- Material shown
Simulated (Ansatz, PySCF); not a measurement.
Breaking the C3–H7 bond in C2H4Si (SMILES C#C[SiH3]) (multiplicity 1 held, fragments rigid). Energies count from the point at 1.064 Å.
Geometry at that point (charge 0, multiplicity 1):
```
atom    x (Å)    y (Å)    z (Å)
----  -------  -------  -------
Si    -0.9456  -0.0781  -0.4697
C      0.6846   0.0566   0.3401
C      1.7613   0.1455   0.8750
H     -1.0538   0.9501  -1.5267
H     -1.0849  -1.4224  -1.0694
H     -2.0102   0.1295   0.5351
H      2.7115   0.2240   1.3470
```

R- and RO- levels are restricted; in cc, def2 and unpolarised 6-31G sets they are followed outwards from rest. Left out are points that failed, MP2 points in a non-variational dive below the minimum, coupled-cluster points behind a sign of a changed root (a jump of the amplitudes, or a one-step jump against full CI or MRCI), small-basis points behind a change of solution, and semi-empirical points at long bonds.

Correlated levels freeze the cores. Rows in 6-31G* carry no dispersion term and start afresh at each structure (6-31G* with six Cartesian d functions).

- Action item
Reproduce all of the data. Leave every line unchanged.

- Solution
Simulated (Ansatz, PySCF); not a measurement.
Breaking the C3–H7 bond in C2H4Si (SMILES C#C[SiH3]) (multiplicity 1 held, fragments rigid). Energies count from the point at 1.064 Å.
Geometry at that point (charge 0, multiplicity 1):
```
atom    x (Å)    y (Å)    z (Å)
----  -------  -------  -------
Si    -0.9456  -0.0781  -0.4697
C      0.6846   0.0566   0.3401
C      1.7613   0.1455   0.8750
H     -1.0538   0.9501  -1.5267
H     -1.0849  -1.4224  -1.0694
H     -2.0102   0.1295   0.5351
H      2.7115   0.2240   1.3470
```

R- and RO- levels are restricted; in cc, def2 and unpolarised 6-31G sets they are followed outwards from rest. Left out are points that failed, MP2 points in a non-variational dive below the minimum, coupled-cluster points behind a sign of a changed root (a jump of the amplitudes, or a one-step jump against full CI or MRCI), small-basis points behind a change of solution, and semi-empirical points at long bonds.

Correlated levels freeze the cores. Rows in 6-31G* carry no dispersion term and start afresh at each structure (6-31G* with six Cartesian d functions).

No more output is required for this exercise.